Activity: Produce an exact copy of the first line of the data below and each line after it, please, up to and including the one with "Caveat: the PAW".

Excerpted records:
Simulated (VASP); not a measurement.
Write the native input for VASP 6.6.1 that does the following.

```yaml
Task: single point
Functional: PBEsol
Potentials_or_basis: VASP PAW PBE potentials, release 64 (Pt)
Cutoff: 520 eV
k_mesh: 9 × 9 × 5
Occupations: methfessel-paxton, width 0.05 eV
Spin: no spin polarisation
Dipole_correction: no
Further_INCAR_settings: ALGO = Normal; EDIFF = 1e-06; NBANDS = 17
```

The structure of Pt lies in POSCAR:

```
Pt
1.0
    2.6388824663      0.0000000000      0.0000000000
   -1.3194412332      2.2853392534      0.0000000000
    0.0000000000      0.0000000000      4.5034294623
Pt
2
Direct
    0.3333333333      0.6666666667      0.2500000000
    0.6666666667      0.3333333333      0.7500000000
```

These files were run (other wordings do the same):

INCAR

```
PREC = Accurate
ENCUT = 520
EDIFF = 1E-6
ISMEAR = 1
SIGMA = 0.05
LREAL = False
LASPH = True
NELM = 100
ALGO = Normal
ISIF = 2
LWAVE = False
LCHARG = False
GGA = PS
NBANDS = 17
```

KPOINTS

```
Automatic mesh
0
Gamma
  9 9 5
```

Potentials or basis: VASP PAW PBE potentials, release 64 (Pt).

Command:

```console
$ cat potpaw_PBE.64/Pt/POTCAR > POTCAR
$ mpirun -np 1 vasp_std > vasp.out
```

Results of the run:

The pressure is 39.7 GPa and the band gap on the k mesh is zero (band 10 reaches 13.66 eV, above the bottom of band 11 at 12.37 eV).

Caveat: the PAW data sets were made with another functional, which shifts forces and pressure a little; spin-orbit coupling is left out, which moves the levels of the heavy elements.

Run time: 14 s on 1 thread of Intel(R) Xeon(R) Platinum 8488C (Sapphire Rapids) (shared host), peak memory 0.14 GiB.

Exercise response:
Simulated (VASP); not a measurement.
Write the native input for VASP 6.6.1 that does the following.

```yaml
Task: single point
Functional: PBEsol
Potentials_or_basis: VASP PAW PBE potentials, release 64 (Pt)
Cutoff: 520 eV
k_mesh: 9 × 9 × 5
Occupations: methfessel-paxton, width 0.05 eV
Spin: no spin polarisation
Dipole_correction: no
Further_INCAR_settings: ALGO = Normal; EDIFF = 1e-06; NBANDS = 17
```

The structure of Pt lies in POSCAR:

```
Pt
1.0
    2.6388824663      0.0000000000      0.0000000000
   -1.3194412332      2.2853392534      0.0000000000
    0.0000000000      0.0000000000      4.5034294623
Pt
2
Direct
    0.3333333333      0.6666666667      0.2500000000
    0.6666666667      0.3333333333      0.7500000000
```

These files were run (other wordings do the same):

INCAR

```
PREC = Accurate
ENCUT = 520
EDIFF = 1E-6
ISMEAR = 1
SIGMA = 0.05
LREAL = False
LASPH = True
NELM = 100
ALGO = Normal
ISIF = 2
LWAVE = False
LCHARG = False
GGA = PS
NBANDS = 17
```

KPOINTS

```
Automatic mesh
0
Gamma
  9 9 5
```

Potentials or basis: VASP PAW PBE potentials, release 64 (Pt).

Command:

```console
$ cat potpaw_PBE.64/Pt/POTCAR > POTCAR
$ mpirun -np 1 vasp_std > vasp.out
```

Results of the run:

The pressure is 39.7 GPa and the band gap on the k mesh is zero (band 10 reaches 13.66 eV, above the bottom of band 11 at 12.37 eV).

Caveat: the PAW data sets were made with another functional, which shifts forces and pressure a little; spin-orbit coupling is left out, which moves the levels of the heavy elements.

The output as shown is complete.